WORK ITEM
Which lines of the entries below run from the one holding "Spheres-only drawing of" to the one holding "Lattice parameters: a", inclusive? Set down exactly those lines and no others.

PROVIDED INFORMATION
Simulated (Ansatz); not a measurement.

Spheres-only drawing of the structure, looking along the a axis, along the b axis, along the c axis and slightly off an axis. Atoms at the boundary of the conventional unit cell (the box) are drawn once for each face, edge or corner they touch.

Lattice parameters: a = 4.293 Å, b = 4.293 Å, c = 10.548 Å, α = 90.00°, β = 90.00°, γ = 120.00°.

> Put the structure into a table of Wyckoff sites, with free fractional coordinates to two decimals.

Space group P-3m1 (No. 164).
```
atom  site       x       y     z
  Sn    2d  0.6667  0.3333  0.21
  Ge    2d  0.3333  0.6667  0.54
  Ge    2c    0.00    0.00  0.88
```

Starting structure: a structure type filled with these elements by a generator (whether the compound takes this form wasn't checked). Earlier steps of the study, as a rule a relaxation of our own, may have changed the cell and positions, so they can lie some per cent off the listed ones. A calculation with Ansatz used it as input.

TASK OUTPUT
Spheres-only drawing of the structure, looking along the a axis, along the b axis, along the c axis and slightly off an axis. Atoms at the boundary of the conventional unit cell (the box) are drawn once for each face, edge or corner they touch.

Lattice parameters: a = 4.293 Å, b = 4.293 Å, c = 10.548 Å, α = 90.00°, β = 90.00°, γ = 120.00°.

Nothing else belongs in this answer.